→ DATASET EXCERPTS

****

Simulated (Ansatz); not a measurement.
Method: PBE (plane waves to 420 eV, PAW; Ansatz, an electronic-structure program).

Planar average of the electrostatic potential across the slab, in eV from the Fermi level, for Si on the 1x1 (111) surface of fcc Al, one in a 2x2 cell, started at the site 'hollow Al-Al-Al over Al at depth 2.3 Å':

****

→ ASSIGNED TASK
Each record above has to be printed again, word for word.

→ TASK OUTPUT
Simulated (Ansatz); not a measurement.
Method: PBE (plane waves to 420 eV, PAW; Ansatz, an electronic-structure program).

Planar average of the electrostatic potential across the slab, in eV from the Fermi level, for Si on the 1x1 (111) surface of fcc Al, one in a 2x2 cell, started at the site 'hollow Al-Al-Al over Al at depth 2.3 Å':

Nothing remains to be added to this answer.